## DATASET EXCERPTS
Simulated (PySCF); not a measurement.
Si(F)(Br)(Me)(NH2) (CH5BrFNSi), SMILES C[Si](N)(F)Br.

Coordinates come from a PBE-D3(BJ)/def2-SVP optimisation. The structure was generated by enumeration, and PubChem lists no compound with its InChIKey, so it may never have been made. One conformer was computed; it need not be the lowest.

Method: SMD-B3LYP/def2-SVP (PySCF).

## TASK ITEM
Write every record out again exactly.

## RESULT
Simulated (PySCF); not a measurement.
Si(F)(Br)(Me)(NH2) (CH5BrFNSi), SMILES C[Si](N)(F)Br.

Coordinates come from a PBE-D3(BJ)/def2-SVP optimisation. The structure was generated by enumeration, and PubChem lists no compound with its InChIKey, so it may never have been made. One conformer was computed; it need not be the lowest.

Method: SMD-B3LYP/def2-SVP (PySCF).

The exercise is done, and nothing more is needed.